*** Opening of DATASET CONTENT ***

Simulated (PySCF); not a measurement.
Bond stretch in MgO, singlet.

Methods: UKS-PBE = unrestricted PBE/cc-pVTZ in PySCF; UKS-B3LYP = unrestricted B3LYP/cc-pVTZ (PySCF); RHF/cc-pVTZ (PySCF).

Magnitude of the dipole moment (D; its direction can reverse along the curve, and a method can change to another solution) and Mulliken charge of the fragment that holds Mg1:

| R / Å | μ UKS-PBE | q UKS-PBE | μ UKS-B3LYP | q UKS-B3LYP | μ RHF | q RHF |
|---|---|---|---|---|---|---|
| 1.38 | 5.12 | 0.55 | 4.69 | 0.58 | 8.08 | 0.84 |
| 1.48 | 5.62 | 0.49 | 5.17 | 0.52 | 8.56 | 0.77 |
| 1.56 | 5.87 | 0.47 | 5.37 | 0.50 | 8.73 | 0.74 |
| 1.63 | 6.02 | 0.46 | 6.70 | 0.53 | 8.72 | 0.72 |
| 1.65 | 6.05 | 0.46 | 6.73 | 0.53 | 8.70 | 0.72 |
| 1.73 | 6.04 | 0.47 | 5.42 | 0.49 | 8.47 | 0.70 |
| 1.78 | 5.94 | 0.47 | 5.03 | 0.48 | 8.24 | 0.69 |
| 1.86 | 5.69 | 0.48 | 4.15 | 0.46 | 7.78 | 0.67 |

*** Close of DATASET CONTENT ***

* [EXERCISE] Transcribe the listing in full, keeping every line exact.

* [TASK ANSWER]
Simulated (PySCF); not a measurement.
Bond stretch in MgO, singlet.

Methods: UKS-PBE = unrestricted PBE/cc-pVTZ in PySCF; UKS-B3LYP = unrestricted B3LYP/cc-pVTZ (PySCF); RHF/cc-pVTZ (PySCF).

Magnitude of the dipole moment (D; its direction can reverse along the curve, and a method can change to another solution) and Mulliken charge of the fragment that holds Mg1:

| R / Å | μ UKS-PBE | q UKS-PBE | μ UKS-B3LYP | q UKS-B3LYP | μ RHF | q RHF |
|---|---|---|---|---|---|---|
| 1.38 | 5.12 | 0.55 | 4.69 | 0.58 | 8.08 | 0.84 |
| 1.48 | 5.62 | 0.49 | 5.17 | 0.52 | 8.56 | 0.77 |
| 1.56 | 5.87 | 0.47 | 5.37 | 0.50 | 8.73 | 0.74 |
| 1.63 | 6.02 | 0.46 | 6.70 | 0.53 | 8.72 | 0.72 |
| 1.65 | 6.05 | 0.46 | 6.73 | 0.53 | 8.70 | 0.72 |
| 1.73 | 6.04 | 0.47 | 5.42 | 0.49 | 8.47 | 0.70 |
| 1.78 | 5.94 | 0.47 | 5.03 | 0.48 | 8.24 | 0.69 |
| 1.86 | 5.69 | 0.48 | 4.15 | 0.46 | 7.78 | 0.67 |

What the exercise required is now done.